> _ACTIVITY_: Extract the first line through the line containing "-1.279 | 0.267 |" from the listing below, exactly as written.

> _STUDY MATERIAL_:
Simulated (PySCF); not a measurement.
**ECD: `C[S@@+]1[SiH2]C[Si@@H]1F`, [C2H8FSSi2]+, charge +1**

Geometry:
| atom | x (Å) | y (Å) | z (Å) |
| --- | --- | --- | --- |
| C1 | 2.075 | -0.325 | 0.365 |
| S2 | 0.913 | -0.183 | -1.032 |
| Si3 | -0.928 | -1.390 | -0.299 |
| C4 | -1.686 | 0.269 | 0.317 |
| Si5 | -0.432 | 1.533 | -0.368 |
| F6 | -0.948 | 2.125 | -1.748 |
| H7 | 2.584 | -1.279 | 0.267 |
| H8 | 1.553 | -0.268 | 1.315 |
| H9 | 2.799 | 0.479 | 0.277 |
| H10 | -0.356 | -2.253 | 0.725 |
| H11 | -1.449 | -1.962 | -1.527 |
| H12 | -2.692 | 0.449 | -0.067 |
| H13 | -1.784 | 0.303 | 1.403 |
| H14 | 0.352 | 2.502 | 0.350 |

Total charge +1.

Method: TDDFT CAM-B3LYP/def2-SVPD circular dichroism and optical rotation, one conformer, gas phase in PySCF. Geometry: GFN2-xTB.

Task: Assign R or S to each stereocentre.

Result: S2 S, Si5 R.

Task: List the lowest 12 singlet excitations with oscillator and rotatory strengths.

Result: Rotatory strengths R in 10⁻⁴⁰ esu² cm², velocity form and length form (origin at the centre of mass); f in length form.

> _TASK SOLUTION_:
Simulated (PySCF); not a measurement.
**ECD: `C[S@@+]1[SiH2]C[Si@@H]1F`, [C2H8FSSi2]+, charge +1**

Geometry:
| atom | x (Å) | y (Å) | z (Å) |
| --- | --- | --- | --- |
| C1 | 2.075 | -0.325 | 0.365 |
| S2 | 0.913 | -0.183 | -1.032 |
| Si3 | -0.928 | -1.390 | -0.299 |
| C4 | -1.686 | 0.269 | 0.317 |
| Si5 | -0.432 | 1.533 | -0.368 |
| F6 | -0.948 | 2.125 | -1.748 |
| H7 | 2.584 | -1.279 | 0.267 |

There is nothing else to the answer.